● **INPUT DATA**:
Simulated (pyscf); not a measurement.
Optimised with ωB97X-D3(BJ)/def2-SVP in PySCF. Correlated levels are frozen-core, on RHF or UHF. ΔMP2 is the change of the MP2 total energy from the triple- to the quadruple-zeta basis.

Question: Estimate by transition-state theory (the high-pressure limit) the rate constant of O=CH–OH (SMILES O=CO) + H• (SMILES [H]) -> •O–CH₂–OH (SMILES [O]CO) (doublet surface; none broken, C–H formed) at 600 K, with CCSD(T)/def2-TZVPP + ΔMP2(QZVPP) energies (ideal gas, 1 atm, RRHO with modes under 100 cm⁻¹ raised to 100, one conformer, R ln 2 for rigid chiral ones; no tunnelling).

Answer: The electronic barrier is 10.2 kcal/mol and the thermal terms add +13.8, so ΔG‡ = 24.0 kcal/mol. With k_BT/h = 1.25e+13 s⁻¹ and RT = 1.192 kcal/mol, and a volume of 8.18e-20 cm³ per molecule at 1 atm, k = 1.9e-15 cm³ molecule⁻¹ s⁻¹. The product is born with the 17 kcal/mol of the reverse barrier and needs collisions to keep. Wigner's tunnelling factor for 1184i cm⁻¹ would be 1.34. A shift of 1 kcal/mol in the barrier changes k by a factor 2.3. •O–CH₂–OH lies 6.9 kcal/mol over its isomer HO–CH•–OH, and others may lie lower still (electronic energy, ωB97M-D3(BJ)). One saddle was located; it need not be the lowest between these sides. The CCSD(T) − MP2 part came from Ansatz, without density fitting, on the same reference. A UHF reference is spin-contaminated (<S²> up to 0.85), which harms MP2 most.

● **ACTIVITY**:
Retype the records above exactly, from their first line through the line that contains "Question: Estimate by", and stop there.

● **TASK RESPONSE**:
Simulated (pyscf); not a measurement.
Optimised with ωB97X-D3(BJ)/def2-SVP in PySCF. Correlated levels are frozen-core, on RHF or UHF. ΔMP2 is the change of the MP2 total energy from the triple- to the quadruple-zeta basis.

Question: Estimate by transition-state theory (the high-pressure limit) the rate constant of O=CH–OH (SMILES O=CO) + H• (SMILES [H]) -> •O–CH₂–OH (SMILES [O]CO) (doublet surface; none broken, C–H formed) at 600 K, with CCSD(T)/def2-TZVPP + ΔMP2(QZVPP) energies (ideal gas, 1 atm, RRHO with modes under 100 cm⁻¹ raised to 100, one conformer, R ln 2 for rigid chiral ones; no tunnelling).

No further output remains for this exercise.